=== Dataset records ===

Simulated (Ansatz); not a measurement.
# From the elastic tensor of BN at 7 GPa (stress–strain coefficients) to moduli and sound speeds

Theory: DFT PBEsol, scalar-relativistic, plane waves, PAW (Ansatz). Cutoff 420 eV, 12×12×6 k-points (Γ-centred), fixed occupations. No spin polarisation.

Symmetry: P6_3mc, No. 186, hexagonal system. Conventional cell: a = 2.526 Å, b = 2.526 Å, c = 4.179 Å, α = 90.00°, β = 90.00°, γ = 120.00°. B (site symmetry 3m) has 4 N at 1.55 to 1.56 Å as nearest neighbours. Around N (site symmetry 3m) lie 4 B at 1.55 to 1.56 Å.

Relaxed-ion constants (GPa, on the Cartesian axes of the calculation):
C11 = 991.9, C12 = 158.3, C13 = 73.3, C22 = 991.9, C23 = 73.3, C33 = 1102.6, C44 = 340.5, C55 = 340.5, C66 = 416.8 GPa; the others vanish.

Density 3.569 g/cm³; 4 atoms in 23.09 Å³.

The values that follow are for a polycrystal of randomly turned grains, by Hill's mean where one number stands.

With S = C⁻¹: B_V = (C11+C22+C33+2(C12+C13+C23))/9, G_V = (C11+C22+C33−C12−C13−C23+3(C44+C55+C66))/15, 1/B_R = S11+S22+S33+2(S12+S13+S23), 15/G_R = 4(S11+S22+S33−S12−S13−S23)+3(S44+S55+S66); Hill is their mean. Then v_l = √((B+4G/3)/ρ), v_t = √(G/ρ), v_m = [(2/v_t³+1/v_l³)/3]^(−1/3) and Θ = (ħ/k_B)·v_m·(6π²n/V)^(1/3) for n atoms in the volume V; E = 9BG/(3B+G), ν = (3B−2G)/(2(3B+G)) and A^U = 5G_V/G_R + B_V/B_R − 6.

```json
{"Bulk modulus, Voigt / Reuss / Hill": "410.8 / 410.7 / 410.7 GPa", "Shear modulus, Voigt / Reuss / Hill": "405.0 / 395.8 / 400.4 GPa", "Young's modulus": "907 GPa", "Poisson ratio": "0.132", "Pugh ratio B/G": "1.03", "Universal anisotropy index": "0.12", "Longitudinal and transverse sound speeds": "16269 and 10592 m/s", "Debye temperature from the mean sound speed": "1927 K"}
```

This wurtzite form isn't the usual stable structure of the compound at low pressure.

===

Work item
The lines above, starting at the one with "Relaxed-ion constants (GPa, on" and ending at the one with "The values that", are the only ones to return, exactly as written.

Solution
Relaxed-ion constants (GPa, on the Cartesian axes of the calculation):
C11 = 991.9, C12 = 158.3, C13 = 73.3, C22 = 991.9, C23 = 73.3, C33 = 1102.6, C44 = 340.5, C55 = 340.5, C66 = 416.8 GPa; the others vanish.

Density 3.569 g/cm³; 4 atoms in 23.09 Å³.

The values that follow are for a polycrystal of randomly turned grains, by Hill's mean where one number stands.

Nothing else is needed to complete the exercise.